Word for word, retype the records below.

»»

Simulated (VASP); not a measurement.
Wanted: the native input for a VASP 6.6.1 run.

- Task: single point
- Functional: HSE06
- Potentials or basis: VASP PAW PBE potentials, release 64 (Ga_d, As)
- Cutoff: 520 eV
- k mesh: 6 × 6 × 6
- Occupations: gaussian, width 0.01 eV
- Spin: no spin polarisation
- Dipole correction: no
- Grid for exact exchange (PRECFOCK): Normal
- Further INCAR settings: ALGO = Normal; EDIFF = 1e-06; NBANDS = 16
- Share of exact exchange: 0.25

««

→ **EXERCISE RESPONSE**:
Simulated (VASP); not a measurement.
Wanted: the native input for a VASP 6.6.1 run.

- Task: single point
- Functional: HSE06
- Potentials or basis: VASP PAW PBE potentials, release 64 (Ga_d, As)
- Cutoff: 520 eV
- k mesh: 6 × 6 × 6
- Occupations: gaussian, width 0.01 eV
- Spin: no spin polarisation
- Dipole correction: no
- Grid for exact exchange (PRECFOCK): Normal
- Further INCAR settings: ALGO = Normal; EDIFF = 1e-06; NBANDS = 16
- Share of exact exchange: 0.25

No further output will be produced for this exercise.